ACTIVITY: The lines below are to be quoted exactly, from the first through the one that contains "1 | -357.5 |".

START RECORDED DATA

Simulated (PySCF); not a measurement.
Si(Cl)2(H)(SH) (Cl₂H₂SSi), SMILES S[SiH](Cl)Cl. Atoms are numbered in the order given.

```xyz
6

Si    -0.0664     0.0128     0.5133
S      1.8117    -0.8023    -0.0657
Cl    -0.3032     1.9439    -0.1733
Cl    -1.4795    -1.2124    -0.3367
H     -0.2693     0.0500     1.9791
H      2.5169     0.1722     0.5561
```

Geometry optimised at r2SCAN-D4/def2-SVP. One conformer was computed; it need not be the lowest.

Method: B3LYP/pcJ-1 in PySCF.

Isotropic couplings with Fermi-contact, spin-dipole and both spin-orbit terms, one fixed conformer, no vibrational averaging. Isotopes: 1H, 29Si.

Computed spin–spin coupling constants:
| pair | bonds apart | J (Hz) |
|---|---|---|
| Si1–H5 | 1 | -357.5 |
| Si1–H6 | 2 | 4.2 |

END RECORDED DATA

WRITTEN SOLUTION:
Simulated (PySCF); not a measurement.
Si(Cl)2(H)(SH) (Cl₂H₂SSi), SMILES S[SiH](Cl)Cl. Atoms are numbered in the order given.

```xyz
6

Si    -0.0664     0.0128     0.5133
S      1.8117    -0.8023    -0.0657
Cl    -0.3032     1.9439    -0.1733
Cl    -1.4795    -1.2124    -0.3367
H     -0.2693     0.0500     1.9791
H      2.5169     0.1722     0.5561
```

Geometry optimised at r2SCAN-D4/def2-SVP. One conformer was computed; it need not be the lowest.

Method: B3LYP/pcJ-1 in PySCF.

Isotropic couplings with Fermi-contact, spin-dipole and both spin-orbit terms, one fixed conformer, no vibrational averaging. Isotopes: 1H, 29Si.

Computed spin–spin coupling constants:
| pair | bonds apart | J (Hz) |
|---|---|---|
| Si1–H5 | 1 | -357.5 |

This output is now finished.